• **WORK ITEM**
Exactly the lines from the beginning of the material to the line with "Computed by the" are to be repeated, both ends included.

• **SUPPLIED ENTRIES**
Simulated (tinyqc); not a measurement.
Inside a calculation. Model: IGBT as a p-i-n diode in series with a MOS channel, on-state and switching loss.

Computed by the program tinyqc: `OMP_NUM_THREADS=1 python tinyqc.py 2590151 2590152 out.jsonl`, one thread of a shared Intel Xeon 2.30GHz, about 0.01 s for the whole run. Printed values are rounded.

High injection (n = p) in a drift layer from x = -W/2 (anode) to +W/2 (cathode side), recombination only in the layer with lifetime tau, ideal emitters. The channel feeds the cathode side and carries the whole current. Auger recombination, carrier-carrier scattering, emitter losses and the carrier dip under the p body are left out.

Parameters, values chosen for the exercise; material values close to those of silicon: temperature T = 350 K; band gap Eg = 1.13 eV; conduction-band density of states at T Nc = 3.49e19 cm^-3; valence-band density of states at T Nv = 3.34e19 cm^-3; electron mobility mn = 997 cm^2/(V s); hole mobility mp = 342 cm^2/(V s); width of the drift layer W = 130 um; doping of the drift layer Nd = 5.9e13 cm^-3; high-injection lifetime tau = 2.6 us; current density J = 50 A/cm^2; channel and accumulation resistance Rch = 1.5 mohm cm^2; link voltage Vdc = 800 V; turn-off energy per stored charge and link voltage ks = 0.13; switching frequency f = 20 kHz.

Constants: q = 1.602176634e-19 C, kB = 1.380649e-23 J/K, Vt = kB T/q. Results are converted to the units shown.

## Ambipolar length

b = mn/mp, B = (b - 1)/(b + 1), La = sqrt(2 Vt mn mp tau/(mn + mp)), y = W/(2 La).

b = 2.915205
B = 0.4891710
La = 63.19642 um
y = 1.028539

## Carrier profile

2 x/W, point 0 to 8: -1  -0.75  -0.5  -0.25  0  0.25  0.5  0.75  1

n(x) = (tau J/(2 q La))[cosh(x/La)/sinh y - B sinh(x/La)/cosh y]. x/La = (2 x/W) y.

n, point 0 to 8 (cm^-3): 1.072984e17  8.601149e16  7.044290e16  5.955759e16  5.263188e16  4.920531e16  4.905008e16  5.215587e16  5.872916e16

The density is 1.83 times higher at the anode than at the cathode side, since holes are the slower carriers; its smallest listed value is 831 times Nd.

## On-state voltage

• **ANSWER SECTION**
Simulated (tinyqc); not a measurement.
Inside a calculation. Model: IGBT as a p-i-n diode in series with a MOS channel, on-state and switching loss.

Computed by the program tinyqc: `OMP_NUM_THREADS=1 python tinyqc.py 2590151 2590152 out.jsonl`, one thread of a shared Intel Xeon 2.30GHz, about 0.01 s for the whole run. Printed values are rounded.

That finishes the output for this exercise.